________________

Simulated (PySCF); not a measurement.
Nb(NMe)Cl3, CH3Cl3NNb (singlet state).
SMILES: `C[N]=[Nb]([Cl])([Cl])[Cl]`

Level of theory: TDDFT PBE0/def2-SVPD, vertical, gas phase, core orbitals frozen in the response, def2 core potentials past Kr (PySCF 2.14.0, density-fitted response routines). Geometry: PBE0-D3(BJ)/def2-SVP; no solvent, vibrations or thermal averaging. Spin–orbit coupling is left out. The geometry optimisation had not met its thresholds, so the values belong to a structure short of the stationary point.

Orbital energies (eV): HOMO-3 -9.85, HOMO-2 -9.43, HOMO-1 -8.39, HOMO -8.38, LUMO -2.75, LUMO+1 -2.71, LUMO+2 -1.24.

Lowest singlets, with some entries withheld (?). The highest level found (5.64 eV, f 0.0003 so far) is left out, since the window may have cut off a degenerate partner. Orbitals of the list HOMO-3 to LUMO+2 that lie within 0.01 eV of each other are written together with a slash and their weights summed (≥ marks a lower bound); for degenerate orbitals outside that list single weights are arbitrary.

________________

Activity: Output each line of the material above. Nothing should differ from the original.

Exercise result:
Simulated (PySCF); not a measurement.
Nb(NMe)Cl3, CH3Cl3NNb (singlet state).
SMILES: `C[N]=[Nb]([Cl])([Cl])[Cl]`

Level of theory: TDDFT PBE0/def2-SVPD, vertical, gas phase, core orbitals frozen in the response, def2 core potentials past Kr (PySCF 2.14.0, density-fitted response routines). Geometry: PBE0-D3(BJ)/def2-SVP; no solvent, vibrations or thermal averaging. Spin–orbit coupling is left out. The geometry optimisation had not met its thresholds, so the values belong to a structure short of the stationary point.

Orbital energies (eV): HOMO-3 -9.85, HOMO-2 -9.43, HOMO-1 -8.39, HOMO -8.38, LUMO -2.75, LUMO+1 -2.71, LUMO+2 -1.24.

Lowest singlets, with some entries withheld (?). The highest level found (5.64 eV, f 0.0003 so far) is left out, since the window may have cut off a degenerate partner. Orbitals of the list HOMO-3 to LUMO+2 that lie within 0.01 eV of each other are written together with a slash and their weights summed (≥ marks a lower bound); for degenerate orbitals outside that list single weights are arbitrary.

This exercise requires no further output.